=== Section Start ===
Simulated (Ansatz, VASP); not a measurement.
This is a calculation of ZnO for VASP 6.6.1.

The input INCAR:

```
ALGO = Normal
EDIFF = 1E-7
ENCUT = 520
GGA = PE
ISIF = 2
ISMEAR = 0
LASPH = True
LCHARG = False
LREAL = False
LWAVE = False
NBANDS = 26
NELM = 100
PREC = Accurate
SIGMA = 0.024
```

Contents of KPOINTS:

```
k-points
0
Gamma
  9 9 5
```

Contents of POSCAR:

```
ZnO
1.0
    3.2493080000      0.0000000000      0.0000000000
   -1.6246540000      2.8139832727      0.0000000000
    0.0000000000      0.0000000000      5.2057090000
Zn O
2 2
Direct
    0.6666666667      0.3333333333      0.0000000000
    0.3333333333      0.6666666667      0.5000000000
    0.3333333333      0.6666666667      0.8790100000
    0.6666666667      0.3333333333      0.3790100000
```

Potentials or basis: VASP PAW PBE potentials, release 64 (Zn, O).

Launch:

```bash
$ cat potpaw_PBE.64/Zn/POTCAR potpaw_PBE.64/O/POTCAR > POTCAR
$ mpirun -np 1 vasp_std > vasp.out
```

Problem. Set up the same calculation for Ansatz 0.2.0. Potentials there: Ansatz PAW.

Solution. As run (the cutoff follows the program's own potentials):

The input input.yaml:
=== Section End ===

Your output is to be the lines of the listing, exact and complete, starting at the first and ending with the line that contains "Solution. As run".

Task response:
Simulated (Ansatz, VASP); not a measurement.
This is a calculation of ZnO for VASP 6.6.1.

The input INCAR:

```
ALGO = Normal
EDIFF = 1E-7
ENCUT = 520
GGA = PE
ISIF = 2
ISMEAR = 0
LASPH = True
LCHARG = False
LREAL = False
LWAVE = False
NBANDS = 26
NELM = 100
PREC = Accurate
SIGMA = 0.024
```

Contents of KPOINTS:

```
k-points
0
Gamma
  9 9 5
```

Contents of POSCAR:

```
ZnO
1.0
    3.2493080000      0.0000000000      0.0000000000
   -1.6246540000      2.8139832727      0.0000000000
    0.0000000000      0.0000000000      5.2057090000
Zn O
2 2
Direct
    0.6666666667      0.3333333333      0.0000000000
    0.3333333333      0.6666666667      0.5000000000
    0.3333333333      0.6666666667      0.8790100000
    0.6666666667      0.3333333333      0.3790100000
```

Potentials or basis: VASP PAW PBE potentials, release 64 (Zn, O).

Launch:

```bash
$ cat potpaw_PBE.64/Zn/POTCAR potpaw_PBE.64/O/POTCAR > POTCAR
$ mpirun -np 1 vasp_std > vasp.out
```

Problem. Set up the same calculation for Ansatz 0.2.0. Potentials there: Ansatz PAW.

Solution. As run (the cutoff follows the program's own potentials):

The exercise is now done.